### [Exercise data]
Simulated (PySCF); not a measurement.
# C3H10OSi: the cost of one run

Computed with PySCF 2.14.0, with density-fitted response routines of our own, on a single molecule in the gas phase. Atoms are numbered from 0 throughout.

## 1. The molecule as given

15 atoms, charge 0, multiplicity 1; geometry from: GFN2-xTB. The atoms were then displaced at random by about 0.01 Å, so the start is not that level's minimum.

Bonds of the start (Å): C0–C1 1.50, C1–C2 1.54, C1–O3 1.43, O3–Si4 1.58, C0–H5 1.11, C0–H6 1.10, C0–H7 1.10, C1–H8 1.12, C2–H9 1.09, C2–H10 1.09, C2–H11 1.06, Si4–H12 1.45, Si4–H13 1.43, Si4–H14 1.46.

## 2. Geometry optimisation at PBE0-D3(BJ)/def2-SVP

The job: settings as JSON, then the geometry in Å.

### [Assigned task]
Will you return exactly the lines above from the one with "Bonds of the" down to the one with "## 2. Geometry", counting both as part of the range?

### [Worked solution]
Bonds of the start (Å): C0–C1 1.50, C1–C2 1.54, C1–O3 1.43, O3–Si4 1.58, C0–H5 1.11, C0–H6 1.10, C0–H7 1.10, C1–H8 1.12, C2–H9 1.09, C2–H10 1.09, C2–H11 1.06, Si4–H12 1.45, Si4–H13 1.43, Si4–H14 1.46.

## 2. Geometry optimisation at PBE0-D3(BJ)/def2-SVP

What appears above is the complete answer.